Work item ▸ What you print must match the data line for line.

Source data ▸
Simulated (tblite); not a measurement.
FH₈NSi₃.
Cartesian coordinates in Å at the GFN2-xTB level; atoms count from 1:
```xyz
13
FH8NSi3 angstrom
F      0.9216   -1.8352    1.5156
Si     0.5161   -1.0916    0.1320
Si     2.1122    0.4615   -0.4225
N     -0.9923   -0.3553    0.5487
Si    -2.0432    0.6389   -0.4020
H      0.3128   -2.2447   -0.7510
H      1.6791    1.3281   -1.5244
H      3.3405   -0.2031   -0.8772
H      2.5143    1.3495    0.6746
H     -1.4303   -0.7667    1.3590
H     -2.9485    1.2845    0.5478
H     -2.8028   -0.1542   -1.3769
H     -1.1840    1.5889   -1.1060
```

Exercise output ▸
Simulated (tblite); not a measurement.
FH₈NSi₃.
Cartesian coordinates in Å at the GFN2-xTB level; atoms count from 1:
```xyz
13
FH8NSi3 angstrom
F      0.9216   -1.8352    1.5156
Si     0.5161   -1.0916    0.1320
Si     2.1122    0.4615   -0.4225
N     -0.9923   -0.3553    0.5487
Si    -2.0432    0.6389   -0.4020
H      0.3128   -2.2447   -0.7510
H      1.6791    1.3281   -1.5244
H      3.3405   -0.2031   -0.8772
H      2.5143    1.3495    0.6746
H     -1.4303   -0.7667    1.3590
H     -2.9485    1.2845    0.5478
H     -2.8028   -0.1542   -1.3769
H     -1.1840    1.5889   -1.1060
```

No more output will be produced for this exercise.